Requirement: Beginning with the first line of the material, set down each line exactly as written, up to and including the line with "16 atoms, starting".

Data listing:
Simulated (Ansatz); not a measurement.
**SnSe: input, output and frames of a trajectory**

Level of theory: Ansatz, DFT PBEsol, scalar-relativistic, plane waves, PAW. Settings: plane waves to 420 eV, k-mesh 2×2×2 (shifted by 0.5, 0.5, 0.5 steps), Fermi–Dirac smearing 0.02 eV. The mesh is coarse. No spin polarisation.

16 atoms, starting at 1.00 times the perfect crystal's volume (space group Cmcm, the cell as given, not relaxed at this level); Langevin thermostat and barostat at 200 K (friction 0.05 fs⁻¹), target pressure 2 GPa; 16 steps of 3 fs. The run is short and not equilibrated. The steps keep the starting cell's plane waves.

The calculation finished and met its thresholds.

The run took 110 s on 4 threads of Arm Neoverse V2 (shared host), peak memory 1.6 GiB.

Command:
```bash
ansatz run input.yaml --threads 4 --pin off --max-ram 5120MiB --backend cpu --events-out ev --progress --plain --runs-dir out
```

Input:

Task output:
Simulated (Ansatz); not a measurement.
**SnSe: input, output and frames of a trajectory**

Level of theory: Ansatz, DFT PBEsol, scalar-relativistic, plane waves, PAW. Settings: plane waves to 420 eV, k-mesh 2×2×2 (shifted by 0.5, 0.5, 0.5 steps), Fermi–Dirac smearing 0.02 eV. The mesh is coarse. No spin polarisation.

16 atoms, starting at 1.00 times the perfect crystal's volume (space group Cmcm, the cell as given, not relaxed at this level); Langevin thermostat and barostat at 200 K (friction 0.05 fs⁻¹), target pressure 2 GPa; 16 steps of 3 fs. The run is short and not equilibrated. The steps keep the starting cell's plane waves.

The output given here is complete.